Provided data:
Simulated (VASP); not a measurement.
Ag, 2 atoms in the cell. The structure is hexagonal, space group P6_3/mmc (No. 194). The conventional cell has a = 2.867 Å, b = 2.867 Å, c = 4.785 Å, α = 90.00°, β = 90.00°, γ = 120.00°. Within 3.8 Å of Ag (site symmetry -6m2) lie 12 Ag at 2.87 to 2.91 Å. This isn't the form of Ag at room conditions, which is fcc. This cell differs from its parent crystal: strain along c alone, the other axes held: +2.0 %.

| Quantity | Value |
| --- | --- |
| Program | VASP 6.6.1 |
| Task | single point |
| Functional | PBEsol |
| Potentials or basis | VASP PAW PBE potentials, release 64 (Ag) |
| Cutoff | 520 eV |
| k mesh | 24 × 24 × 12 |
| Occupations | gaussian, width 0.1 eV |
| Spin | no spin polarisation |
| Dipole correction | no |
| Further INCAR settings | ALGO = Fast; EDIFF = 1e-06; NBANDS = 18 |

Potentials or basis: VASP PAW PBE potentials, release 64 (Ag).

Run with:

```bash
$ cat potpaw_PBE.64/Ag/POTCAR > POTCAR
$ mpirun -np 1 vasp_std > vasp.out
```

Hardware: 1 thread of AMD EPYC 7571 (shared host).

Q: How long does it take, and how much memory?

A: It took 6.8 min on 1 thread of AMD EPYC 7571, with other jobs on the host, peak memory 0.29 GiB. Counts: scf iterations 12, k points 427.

Work request:
Everything from the first line of the data through the line holding "correction | no |" should be output exactly, and no other lines.

Exercise output:
Simulated (VASP); not a measurement.
Ag, 2 atoms in the cell. The structure is hexagonal, space group P6_3/mmc (No. 194). The conventional cell has a = 2.867 Å, b = 2.867 Å, c = 4.785 Å, α = 90.00°, β = 90.00°, γ = 120.00°. Within 3.8 Å of Ag (site symmetry -6m2) lie 12 Ag at 2.87 to 2.91 Å. This isn't the form of Ag at room conditions, which is fcc. This cell differs from its parent crystal: strain along c alone, the other axes held: +2.0 %.

| Quantity | Value |
| --- | --- |
| Program | VASP 6.6.1 |
| Task | single point |
| Functional | PBEsol |
| Potentials or basis | VASP PAW PBE potentials, release 64 (Ag) |
| Cutoff | 520 eV |
| k mesh | 24 × 24 × 12 |
| Occupations | gaussian, width 0.1 eV |
| Spin | no spin polarisation |
| Dipole correction | no |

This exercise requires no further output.